Start of Recorded data
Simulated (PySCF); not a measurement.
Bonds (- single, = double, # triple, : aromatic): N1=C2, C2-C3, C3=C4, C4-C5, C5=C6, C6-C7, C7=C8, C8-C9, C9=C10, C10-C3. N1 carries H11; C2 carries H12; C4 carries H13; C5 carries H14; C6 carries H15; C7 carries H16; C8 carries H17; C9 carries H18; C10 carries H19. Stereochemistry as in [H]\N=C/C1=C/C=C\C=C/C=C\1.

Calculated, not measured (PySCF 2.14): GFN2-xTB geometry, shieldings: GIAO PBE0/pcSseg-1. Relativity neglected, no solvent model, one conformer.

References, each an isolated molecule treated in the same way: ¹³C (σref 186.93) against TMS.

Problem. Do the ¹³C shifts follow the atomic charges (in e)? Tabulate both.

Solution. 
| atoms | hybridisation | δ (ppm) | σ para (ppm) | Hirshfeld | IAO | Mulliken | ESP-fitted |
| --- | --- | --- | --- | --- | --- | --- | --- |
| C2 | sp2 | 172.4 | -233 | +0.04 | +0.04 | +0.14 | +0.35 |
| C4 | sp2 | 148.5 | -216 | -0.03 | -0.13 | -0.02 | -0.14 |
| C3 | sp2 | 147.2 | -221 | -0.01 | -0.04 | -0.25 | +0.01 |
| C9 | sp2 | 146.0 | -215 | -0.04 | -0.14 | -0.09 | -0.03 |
End of Recorded data

**Required action:**
Line by line, transcribe the data exactly.

**Exercise response:**
Simulated (PySCF); not a measurement.
Bonds (- single, = double, # triple, : aromatic): N1=C2, C2-C3, C3=C4, C4-C5, C5=C6, C6-C7, C7=C8, C8-C9, C9=C10, C10-C3. N1 carries H11; C2 carries H12; C4 carries H13; C5 carries H14; C6 carries H15; C7 carries H16; C8 carries H17; C9 carries H18; C10 carries H19. Stereochemistry as in [H]\N=C/C1=C/C=C\C=C/C=C\1.

Calculated, not measured (PySCF 2.14): GFN2-xTB geometry, shieldings: GIAO PBE0/pcSseg-1. Relativity neglected, no solvent model, one conformer.

References, each an isolated molecule treated in the same way: ¹³C (σref 186.93) against TMS.

Problem. Do the ¹³C shifts follow the atomic charges (in e)? Tabulate both.

Solution. 
| atoms | hybridisation | δ (ppm) | σ para (ppm) | Hirshfeld | IAO | Mulliken | ESP-fitted |
| --- | --- | --- | --- | --- | --- | --- | --- |
| C2 | sp2 | 172.4 | -233 | +0.04 | +0.04 | +0.14 | +0.35 |
| C4 | sp2 | 148.5 | -216 | -0.03 | -0.13 | -0.02 | -0.14 |
| C3 | sp2 | 147.2 | -221 | -0.01 | -0.04 | -0.25 | +0.01 |
| C9 | sp2 | 146.0 | -215 | -0.04 | -0.14 | -0.09 | -0.03 |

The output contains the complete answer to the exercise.